▸ **Work item**: Reproduce precisely the lines of the listing below, starting with the line that contains "x(NH3): 1.12e-6" and stopping after the line that contains "gas amount: 68.32 mol"; include nothing else.

▸ **Supplied entries**:
---*---

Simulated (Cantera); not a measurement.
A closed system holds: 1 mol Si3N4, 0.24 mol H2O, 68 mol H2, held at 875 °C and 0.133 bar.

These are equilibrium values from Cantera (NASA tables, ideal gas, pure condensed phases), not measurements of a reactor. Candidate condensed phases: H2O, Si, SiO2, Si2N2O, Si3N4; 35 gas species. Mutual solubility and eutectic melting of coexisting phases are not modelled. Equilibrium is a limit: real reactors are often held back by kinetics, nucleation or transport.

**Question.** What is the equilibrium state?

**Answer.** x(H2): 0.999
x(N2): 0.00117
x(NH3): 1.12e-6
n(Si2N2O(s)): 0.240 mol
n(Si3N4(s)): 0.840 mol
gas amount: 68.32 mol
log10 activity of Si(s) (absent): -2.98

---*---

▸ **Exercise output**:
x(NH3): 1.12e-6
n(Si2N2O(s)): 0.240 mol
n(Si3N4(s)): 0.840 mol
gas amount: 68.32 mol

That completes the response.